**Brief**
Only the lines from the top of the following listing through the line with "The 6 runs differ" belong in your answer, exactly as written.

[[ Given information open ]]

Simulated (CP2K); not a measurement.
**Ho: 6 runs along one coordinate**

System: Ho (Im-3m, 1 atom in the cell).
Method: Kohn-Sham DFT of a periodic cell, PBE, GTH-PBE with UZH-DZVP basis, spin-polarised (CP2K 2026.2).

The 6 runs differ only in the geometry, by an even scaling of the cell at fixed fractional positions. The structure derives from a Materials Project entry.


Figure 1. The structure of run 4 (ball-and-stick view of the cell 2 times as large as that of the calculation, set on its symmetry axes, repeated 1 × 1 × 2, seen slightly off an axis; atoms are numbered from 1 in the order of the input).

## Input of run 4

[[ Given information closed ]]

**Problem solution**
Simulated (CP2K); not a measurement.
**Ho: 6 runs along one coordinate**

System: Ho (Im-3m, 1 atom in the cell).
Method: Kohn-Sham DFT of a periodic cell, PBE, GTH-PBE with UZH-DZVP basis, spin-polarised (CP2K 2026.2).

The 6 runs differ only in the geometry, by an even scaling of the cell at fixed fractional positions. The structure derives from a Materials Project entry.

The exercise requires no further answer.